**Exercise:**
Start the output with the opening line of the listing below and continue, reproducing each line exactly, up to and including the line that contains "The structure of".

--- START ---

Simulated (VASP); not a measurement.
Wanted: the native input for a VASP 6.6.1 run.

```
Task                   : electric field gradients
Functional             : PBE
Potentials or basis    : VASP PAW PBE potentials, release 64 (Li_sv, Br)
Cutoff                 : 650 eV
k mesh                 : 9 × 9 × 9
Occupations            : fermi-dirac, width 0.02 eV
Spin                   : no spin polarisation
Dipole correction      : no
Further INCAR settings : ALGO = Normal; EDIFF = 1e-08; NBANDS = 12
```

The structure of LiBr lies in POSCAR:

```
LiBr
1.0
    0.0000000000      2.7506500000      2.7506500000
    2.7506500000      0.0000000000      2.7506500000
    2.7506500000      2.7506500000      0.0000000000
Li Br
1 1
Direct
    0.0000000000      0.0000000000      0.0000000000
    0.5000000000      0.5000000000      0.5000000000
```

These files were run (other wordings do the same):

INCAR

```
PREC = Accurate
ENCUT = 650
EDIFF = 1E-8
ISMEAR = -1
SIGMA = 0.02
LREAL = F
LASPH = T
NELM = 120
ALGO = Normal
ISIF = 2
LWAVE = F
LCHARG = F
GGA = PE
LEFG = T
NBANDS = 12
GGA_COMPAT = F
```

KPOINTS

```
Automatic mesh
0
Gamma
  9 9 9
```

--- END ---

**Solution:**
Simulated (VASP); not a measurement.
Wanted: the native input for a VASP 6.6.1 run.

```
Task                   : electric field gradients
Functional             : PBE
Potentials or basis    : VASP PAW PBE potentials, release 64 (Li_sv, Br)
Cutoff                 : 650 eV
k mesh                 : 9 × 9 × 9
Occupations            : fermi-dirac, width 0.02 eV
Spin                   : no spin polarisation
Dipole correction      : no
Further INCAR settings : ALGO = Normal; EDIFF = 1e-08; NBANDS = 12
```

The structure of LiBr lies in POSCAR:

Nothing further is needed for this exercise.